══ EXTRACTED MATERIAL

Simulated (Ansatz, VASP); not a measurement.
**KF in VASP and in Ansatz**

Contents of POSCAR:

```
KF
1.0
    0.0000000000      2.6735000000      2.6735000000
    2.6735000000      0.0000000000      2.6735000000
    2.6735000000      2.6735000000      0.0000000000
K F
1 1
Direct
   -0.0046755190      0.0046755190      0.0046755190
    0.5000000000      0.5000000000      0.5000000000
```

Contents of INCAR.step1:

════

### [EXERCISE]
Please return every line of the data, unaltered.

### [EXERCISE RESULT]
Simulated (Ansatz, VASP); not a measurement.
**KF in VASP and in Ansatz**

Contents of POSCAR:

```
KF
1.0
    0.0000000000      2.6735000000      2.6735000000
    2.6735000000      0.0000000000      2.6735000000
    2.6735000000      2.6735000000      0.0000000000
K F
1 1
Direct
   -0.0046755190      0.0046755190      0.0046755190
    0.5000000000      0.5000000000      0.5000000000
```

Contents of INCAR.step1:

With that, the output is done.